Task item: A word-for-word restatement of all the records is the required answer.

Input data:
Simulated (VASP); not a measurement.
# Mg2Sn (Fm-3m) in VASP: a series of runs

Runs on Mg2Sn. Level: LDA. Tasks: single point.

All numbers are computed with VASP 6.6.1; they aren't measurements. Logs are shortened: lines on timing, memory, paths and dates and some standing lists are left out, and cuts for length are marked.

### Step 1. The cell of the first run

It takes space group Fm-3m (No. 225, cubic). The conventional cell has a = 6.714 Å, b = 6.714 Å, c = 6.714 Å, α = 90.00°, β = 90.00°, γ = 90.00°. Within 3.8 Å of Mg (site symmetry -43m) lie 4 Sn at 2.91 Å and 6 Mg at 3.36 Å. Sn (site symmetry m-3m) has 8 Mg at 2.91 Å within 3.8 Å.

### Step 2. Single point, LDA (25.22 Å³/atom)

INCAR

Result:
Simulated (VASP); not a measurement.
# Mg2Sn (Fm-3m) in VASP: a series of runs

Runs on Mg2Sn. Level: LDA. Tasks: single point.

All numbers are computed with VASP 6.6.1; they aren't measurements. Logs are shortened: lines on timing, memory, paths and dates and some standing lists are left out, and cuts for length are marked.

### Step 1. The cell of the first run

It takes space group Fm-3m (No. 225, cubic). The conventional cell has a = 6.714 Å, b = 6.714 Å, c = 6.714 Å, α = 90.00°, β = 90.00°, γ = 90.00°. Within 3.8 Å of Mg (site symmetry -43m) lie 4 Sn at 2.91 Å and 6 Mg at 3.36 Å. Sn (site symmetry m-3m) has 8 Mg at 2.91 Å within 3.8 Å.

### Step 2. Single point, LDA (25.22 Å³/atom)

INCAR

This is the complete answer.